DATA EXTRACT: Begin

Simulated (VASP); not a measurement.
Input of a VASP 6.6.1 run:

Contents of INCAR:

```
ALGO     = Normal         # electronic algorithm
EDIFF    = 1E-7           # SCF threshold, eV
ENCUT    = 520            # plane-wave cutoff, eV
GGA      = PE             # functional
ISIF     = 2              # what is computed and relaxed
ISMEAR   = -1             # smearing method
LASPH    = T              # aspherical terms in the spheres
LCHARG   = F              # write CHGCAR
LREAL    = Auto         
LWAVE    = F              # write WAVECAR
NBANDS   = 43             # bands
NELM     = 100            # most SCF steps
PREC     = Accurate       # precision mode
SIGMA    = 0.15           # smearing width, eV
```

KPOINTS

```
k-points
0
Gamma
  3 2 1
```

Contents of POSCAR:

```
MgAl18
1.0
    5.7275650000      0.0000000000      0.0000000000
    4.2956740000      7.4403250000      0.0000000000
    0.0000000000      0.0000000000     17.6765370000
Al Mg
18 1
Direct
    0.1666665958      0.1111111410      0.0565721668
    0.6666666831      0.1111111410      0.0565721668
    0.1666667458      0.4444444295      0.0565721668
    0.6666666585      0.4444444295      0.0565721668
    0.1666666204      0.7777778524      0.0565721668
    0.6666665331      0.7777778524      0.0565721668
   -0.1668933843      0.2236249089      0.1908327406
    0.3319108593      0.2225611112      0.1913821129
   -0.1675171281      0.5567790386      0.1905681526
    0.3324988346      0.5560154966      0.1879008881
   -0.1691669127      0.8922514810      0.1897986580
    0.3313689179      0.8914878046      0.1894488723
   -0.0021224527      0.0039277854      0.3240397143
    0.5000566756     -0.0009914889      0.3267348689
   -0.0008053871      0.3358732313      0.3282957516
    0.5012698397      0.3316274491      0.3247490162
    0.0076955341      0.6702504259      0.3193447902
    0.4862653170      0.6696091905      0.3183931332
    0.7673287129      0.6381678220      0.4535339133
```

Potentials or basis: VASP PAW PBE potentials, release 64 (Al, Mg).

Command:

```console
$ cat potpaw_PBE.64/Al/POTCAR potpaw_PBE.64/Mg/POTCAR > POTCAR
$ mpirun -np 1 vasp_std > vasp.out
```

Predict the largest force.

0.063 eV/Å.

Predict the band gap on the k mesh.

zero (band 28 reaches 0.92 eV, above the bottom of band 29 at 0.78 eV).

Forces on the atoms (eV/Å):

DATA EXTRACT: End

### ACTION ITEM
In the data above, find the line that contains "Predict the band gap on the k mesh.", then reproduce exactly every line from the first line through that line.

### TASK SOLUTION
Simulated (VASP); not a measurement.
Input of a VASP 6.6.1 run:

Contents of INCAR:

```
ALGO     = Normal         # electronic algorithm
EDIFF    = 1E-7           # SCF threshold, eV
ENCUT    = 520            # plane-wave cutoff, eV
GGA      = PE             # functional
ISIF     = 2              # what is computed and relaxed
ISMEAR   = -1             # smearing method
LASPH    = T              # aspherical terms in the spheres
LCHARG   = F              # write CHGCAR
LREAL    = Auto         
LWAVE    = F              # write WAVECAR
NBANDS   = 43             # bands
NELM     = 100            # most SCF steps
PREC     = Accurate       # precision mode
SIGMA    = 0.15           # smearing width, eV
```

KPOINTS

```
k-points
0
Gamma
  3 2 1
```

Contents of POSCAR:

```
MgAl18
1.0
    5.7275650000      0.0000000000      0.0000000000
    4.2956740000      7.4403250000      0.0000000000
    0.0000000000      0.0000000000     17.6765370000
Al Mg
18 1
Direct
    0.1666665958      0.1111111410      0.0565721668
    0.6666666831      0.1111111410      0.0565721668
    0.1666667458      0.4444444295      0.0565721668
    0.6666666585      0.4444444295      0.0565721668
    0.1666666204      0.7777778524      0.0565721668
    0.6666665331      0.7777778524      0.0565721668
   -0.1668933843      0.2236249089      0.1908327406
    0.3319108593      0.2225611112      0.1913821129
   -0.1675171281      0.5567790386      0.1905681526
    0.3324988346      0.5560154966      0.1879008881
   -0.1691669127      0.8922514810      0.1897986580
    0.3313689179      0.8914878046      0.1894488723
   -0.0021224527      0.0039277854      0.3240397143
    0.5000566756     -0.0009914889      0.3267348689
   -0.0008053871      0.3358732313      0.3282957516
    0.5012698397      0.3316274491      0.3247490162
    0.0076955341      0.6702504259      0.3193447902
    0.4862653170      0.6696091905      0.3183931332
    0.7673287129      0.6381678220      0.4535339133
```

Potentials or basis: VASP PAW PBE potentials, release 64 (Al, Mg).

Command:

```console
$ cat potpaw_PBE.64/Al/POTCAR potpaw_PBE.64/Mg/POTCAR > POTCAR
$ mpirun -np 1 vasp_std > vasp.out
```

Predict the largest force.

0.063 eV/Å.

Predict the band gap on the k mesh.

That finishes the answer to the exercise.